- _Extracted information_
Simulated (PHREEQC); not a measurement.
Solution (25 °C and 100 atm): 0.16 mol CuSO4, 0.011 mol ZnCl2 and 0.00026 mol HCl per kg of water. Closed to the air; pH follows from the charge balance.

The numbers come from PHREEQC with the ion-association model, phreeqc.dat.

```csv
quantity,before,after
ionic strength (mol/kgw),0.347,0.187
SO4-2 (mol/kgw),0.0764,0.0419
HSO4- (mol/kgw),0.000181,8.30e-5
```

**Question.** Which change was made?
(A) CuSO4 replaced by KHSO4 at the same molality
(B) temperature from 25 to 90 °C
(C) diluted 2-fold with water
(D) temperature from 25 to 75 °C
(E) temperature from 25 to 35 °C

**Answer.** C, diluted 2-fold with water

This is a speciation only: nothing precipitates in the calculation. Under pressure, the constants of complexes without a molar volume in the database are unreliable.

- _Work instruction_
Produce a word-for-word copy of everything above from the line holding "(B) temperature from 25 to 90 °C" down to the line holding "C, diluted 2-fold with water", with both of those lines kept.

- _Answer space_
(B) temperature from 25 to 90 °C
(C) diluted 2-fold with water
(D) temperature from 25 to 75 °C
(E) temperature from 25 to 35 °C

**Answer.** C, diluted 2-fold with water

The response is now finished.